[[ GIVEN RECORDS, beginning ]]

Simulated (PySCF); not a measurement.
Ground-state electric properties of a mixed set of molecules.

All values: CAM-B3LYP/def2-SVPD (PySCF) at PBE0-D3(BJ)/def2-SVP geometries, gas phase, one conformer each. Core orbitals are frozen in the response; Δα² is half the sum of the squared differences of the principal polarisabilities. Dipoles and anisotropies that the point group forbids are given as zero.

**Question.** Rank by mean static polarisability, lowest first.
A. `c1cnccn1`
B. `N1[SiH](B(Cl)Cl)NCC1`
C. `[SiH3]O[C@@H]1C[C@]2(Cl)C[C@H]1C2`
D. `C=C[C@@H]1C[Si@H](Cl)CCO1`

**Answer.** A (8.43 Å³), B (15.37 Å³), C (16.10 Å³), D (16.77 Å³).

[[ GIVEN RECORDS, end ]]

§ **TASK ITEM**: From the first line to the last, retype the data exactly.

§ **YOUR RESPONSE**:
Simulated (PySCF); not a measurement.
Ground-state electric properties of a mixed set of molecules.

All values: CAM-B3LYP/def2-SVPD (PySCF) at PBE0-D3(BJ)/def2-SVP geometries, gas phase, one conformer each. Core orbitals are frozen in the response; Δα² is half the sum of the squared differences of the principal polarisabilities. Dipoles and anisotropies that the point group forbids are given as zero.

**Question.** Rank by mean static polarisability, lowest first.
A. `c1cnccn1`
B. `N1[SiH](B(Cl)Cl)NCC1`
C. `[SiH3]O[C@@H]1C[C@]2(Cl)C[C@H]1C2`
D. `C=C[C@@H]1C[Si@H](Cl)CCO1`

**Answer.** A (8.43 Å³), B (15.37 Å³), C (16.10 Å³), D (16.77 Å³).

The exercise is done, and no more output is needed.